• Work task: Set down exactly the lines of the records from the top to the line containing "Give [uvw]."; include both.

************
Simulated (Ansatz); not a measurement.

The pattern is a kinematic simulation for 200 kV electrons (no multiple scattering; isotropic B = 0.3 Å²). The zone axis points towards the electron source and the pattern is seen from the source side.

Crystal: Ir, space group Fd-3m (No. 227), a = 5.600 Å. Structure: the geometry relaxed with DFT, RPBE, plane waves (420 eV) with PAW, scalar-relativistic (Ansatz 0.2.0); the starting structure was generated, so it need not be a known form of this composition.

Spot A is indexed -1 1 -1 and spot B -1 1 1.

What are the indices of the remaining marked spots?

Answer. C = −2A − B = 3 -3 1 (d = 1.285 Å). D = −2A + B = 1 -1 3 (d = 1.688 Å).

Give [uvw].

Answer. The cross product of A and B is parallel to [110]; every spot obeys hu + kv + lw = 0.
************

• Written answer:
Simulated (Ansatz); not a measurement.

The pattern is a kinematic simulation for 200 kV electrons (no multiple scattering; isotropic B = 0.3 Å²). The zone axis points towards the electron source and the pattern is seen from the source side.

Crystal: Ir, space group Fd-3m (No. 227), a = 5.600 Å. Structure: the geometry relaxed with DFT, RPBE, plane waves (420 eV) with PAW, scalar-relativistic (Ansatz 0.2.0); the starting structure was generated, so it need not be a known form of this composition.

Spot A is indexed -1 1 -1 and spot B -1 1 1.

What are the indices of the remaining marked spots?

Answer. C = −2A − B = 3 -3 1 (d = 1.285 Å). D = −2A + B = 1 -1 3 (d = 1.688 Å).

Give [uvw].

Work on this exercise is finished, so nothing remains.